#### [Requirement]
The records follow. Print, word for word, the first line through the "Caveat: spin-orbit coupling" line.

#### [Data listing]
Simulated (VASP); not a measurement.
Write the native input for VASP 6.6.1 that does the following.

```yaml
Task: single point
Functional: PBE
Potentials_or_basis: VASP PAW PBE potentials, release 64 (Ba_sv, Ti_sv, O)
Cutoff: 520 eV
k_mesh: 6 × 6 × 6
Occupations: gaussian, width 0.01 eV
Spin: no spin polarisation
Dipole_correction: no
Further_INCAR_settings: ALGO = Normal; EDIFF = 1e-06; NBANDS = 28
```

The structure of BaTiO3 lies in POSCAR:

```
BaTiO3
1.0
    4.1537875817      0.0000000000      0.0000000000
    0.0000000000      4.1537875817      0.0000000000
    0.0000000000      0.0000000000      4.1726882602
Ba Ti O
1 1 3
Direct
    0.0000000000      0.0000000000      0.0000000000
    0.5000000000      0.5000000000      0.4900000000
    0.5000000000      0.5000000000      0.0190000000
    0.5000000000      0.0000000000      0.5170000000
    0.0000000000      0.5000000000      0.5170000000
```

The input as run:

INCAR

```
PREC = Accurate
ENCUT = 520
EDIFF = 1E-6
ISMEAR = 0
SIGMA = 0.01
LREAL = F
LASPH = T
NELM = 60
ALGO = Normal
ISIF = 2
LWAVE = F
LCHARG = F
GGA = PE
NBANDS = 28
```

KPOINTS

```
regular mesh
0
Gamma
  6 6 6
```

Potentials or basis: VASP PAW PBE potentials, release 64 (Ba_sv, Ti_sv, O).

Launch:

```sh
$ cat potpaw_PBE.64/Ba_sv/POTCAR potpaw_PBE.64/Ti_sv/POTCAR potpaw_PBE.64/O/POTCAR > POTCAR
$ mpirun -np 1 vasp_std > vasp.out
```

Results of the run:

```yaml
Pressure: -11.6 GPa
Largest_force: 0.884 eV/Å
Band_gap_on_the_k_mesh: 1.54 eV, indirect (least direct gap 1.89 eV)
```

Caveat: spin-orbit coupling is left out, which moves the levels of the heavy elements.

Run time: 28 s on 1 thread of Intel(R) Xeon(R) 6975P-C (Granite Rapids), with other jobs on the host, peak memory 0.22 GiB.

#### [Written answer]
Simulated (VASP); not a measurement.
Write the native input for VASP 6.6.1 that does the following.

```yaml
Task: single point
Functional: PBE
Potentials_or_basis: VASP PAW PBE potentials, release 64 (Ba_sv, Ti_sv, O)
Cutoff: 520 eV
k_mesh: 6 × 6 × 6
Occupations: gaussian, width 0.01 eV
Spin: no spin polarisation
Dipole_correction: no
Further_INCAR_settings: ALGO = Normal; EDIFF = 1e-06; NBANDS = 28
```

The structure of BaTiO3 lies in POSCAR:

```
BaTiO3
1.0
    4.1537875817      0.0000000000      0.0000000000
    0.0000000000      4.1537875817      0.0000000000
    0.0000000000      0.0000000000      4.1726882602
Ba Ti O
1 1 3
Direct
    0.0000000000      0.0000000000      0.0000000000
    0.5000000000      0.5000000000      0.4900000000
    0.5000000000      0.5000000000      0.0190000000
    0.5000000000      0.0000000000      0.5170000000
    0.0000000000      0.5000000000      0.5170000000
```

The input as run:

INCAR

```
PREC = Accurate
ENCUT = 520
EDIFF = 1E-6
ISMEAR = 0
SIGMA = 0.01
LREAL = F
LASPH = T
NELM = 60
ALGO = Normal
ISIF = 2
LWAVE = F
LCHARG = F
GGA = PE
NBANDS = 28
```

KPOINTS

```
regular mesh
0
Gamma
  6 6 6
```

Potentials or basis: VASP PAW PBE potentials, release 64 (Ba_sv, Ti_sv, O).

Launch:

```sh
$ cat potpaw_PBE.64/Ba_sv/POTCAR potpaw_PBE.64/Ti_sv/POTCAR potpaw_PBE.64/O/POTCAR > POTCAR
$ mpirun -np 1 vasp_std > vasp.out
```

Results of the run:

```yaml
Pressure: -11.6 GPa
Largest_force: 0.884 eV/Å
Band_gap_on_the_k_mesh: 1.54 eV, indirect (least direct gap 1.89 eV)
```

Caveat: spin-orbit coupling is left out, which moves the levels of the heavy elements.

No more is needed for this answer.